☆ ☆ ☆ ☆ ☆ ☆ ☆

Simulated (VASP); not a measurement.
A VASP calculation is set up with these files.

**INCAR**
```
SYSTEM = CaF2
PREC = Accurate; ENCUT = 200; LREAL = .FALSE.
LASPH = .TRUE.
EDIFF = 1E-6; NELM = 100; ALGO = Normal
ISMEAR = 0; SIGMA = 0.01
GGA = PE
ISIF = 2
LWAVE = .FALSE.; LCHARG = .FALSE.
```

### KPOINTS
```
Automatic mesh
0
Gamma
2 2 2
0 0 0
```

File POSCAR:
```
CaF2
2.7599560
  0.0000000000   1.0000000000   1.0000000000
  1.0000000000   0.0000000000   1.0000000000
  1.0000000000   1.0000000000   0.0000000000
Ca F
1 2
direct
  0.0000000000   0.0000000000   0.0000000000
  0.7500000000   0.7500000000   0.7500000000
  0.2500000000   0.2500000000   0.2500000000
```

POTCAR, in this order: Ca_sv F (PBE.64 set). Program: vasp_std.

☆ ☆ ☆ ☆ ☆ ☆ ☆

(ASSIGNED TASK):
All of the material above should be printed exactly as it appears.

(WRITTEN RESPONSE):
Simulated (VASP); not a measurement.
A VASP calculation is set up with these files.

**INCAR**
```
SYSTEM = CaF2
PREC = Accurate; ENCUT = 200; LREAL = .FALSE.
LASPH = .TRUE.
EDIFF = 1E-6; NELM = 100; ALGO = Normal
ISMEAR = 0; SIGMA = 0.01
GGA = PE
ISIF = 2
LWAVE = .FALSE.; LCHARG = .FALSE.
```

### KPOINTS
```
Automatic mesh
0
Gamma
2 2 2
0 0 0
```

File POSCAR:
```
CaF2
2.7599560
  0.0000000000   1.0000000000   1.0000000000
  1.0000000000   0.0000000000   1.0000000000
  1.0000000000   1.0000000000   0.0000000000
Ca F
1 2
direct
  0.0000000000   0.0000000000   0.0000000000
  0.7500000000   0.7500000000   0.7500000000
  0.2500000000   0.2500000000   0.2500000000
```

POTCAR, in this order: Ca_sv F (PBE.64 set). Program: vasp_std.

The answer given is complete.